● **SUPPLIED INFORMATION**
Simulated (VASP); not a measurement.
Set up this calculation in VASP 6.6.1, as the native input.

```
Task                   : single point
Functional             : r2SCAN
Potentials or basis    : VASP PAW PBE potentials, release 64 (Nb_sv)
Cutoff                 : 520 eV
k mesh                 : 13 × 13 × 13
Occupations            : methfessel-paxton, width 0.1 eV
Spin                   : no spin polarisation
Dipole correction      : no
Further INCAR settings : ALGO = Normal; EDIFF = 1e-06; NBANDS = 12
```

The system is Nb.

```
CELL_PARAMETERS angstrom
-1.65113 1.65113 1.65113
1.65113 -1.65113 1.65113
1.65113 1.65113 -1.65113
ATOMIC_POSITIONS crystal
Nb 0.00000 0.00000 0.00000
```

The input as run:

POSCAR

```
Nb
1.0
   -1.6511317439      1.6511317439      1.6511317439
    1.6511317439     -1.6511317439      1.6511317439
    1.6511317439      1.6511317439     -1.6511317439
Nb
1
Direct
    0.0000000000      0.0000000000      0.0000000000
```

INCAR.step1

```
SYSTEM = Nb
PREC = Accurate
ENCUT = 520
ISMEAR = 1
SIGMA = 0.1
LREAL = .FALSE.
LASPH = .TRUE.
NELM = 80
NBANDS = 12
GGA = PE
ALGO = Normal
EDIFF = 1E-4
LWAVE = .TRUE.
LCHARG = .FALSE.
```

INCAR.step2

● **WORK ITEM**
Your response must repeat the entries above exactly, in full.

● **PROBLEM SOLUTION**
Simulated (VASP); not a measurement.
Set up this calculation in VASP 6.6.1, as the native input.

```
Task                   : single point
Functional             : r2SCAN
Potentials or basis    : VASP PAW PBE potentials, release 64 (Nb_sv)
Cutoff                 : 520 eV
k mesh                 : 13 × 13 × 13
Occupations            : methfessel-paxton, width 0.1 eV
Spin                   : no spin polarisation
Dipole correction      : no
Further INCAR settings : ALGO = Normal; EDIFF = 1e-06; NBANDS = 12
```

The system is Nb.

```
CELL_PARAMETERS angstrom
-1.65113 1.65113 1.65113
1.65113 -1.65113 1.65113
1.65113 1.65113 -1.65113
ATOMIC_POSITIONS crystal
Nb 0.00000 0.00000 0.00000
```

The input as run:

POSCAR

```
Nb
1.0
   -1.6511317439      1.6511317439      1.6511317439
    1.6511317439     -1.6511317439      1.6511317439
    1.6511317439      1.6511317439     -1.6511317439
Nb
1
Direct
    0.0000000000      0.0000000000      0.0000000000
```

INCAR.step1

```
SYSTEM = Nb
PREC = Accurate
ENCUT = 520
ISMEAR = 1
SIGMA = 0.1
LREAL = .FALSE.
LASPH = .TRUE.
NELM = 80
NBANDS = 12
GGA = PE
ALGO = Normal
EDIFF = 1E-4
LWAVE = .TRUE.
LCHARG = .FALSE.
```

INCAR.step2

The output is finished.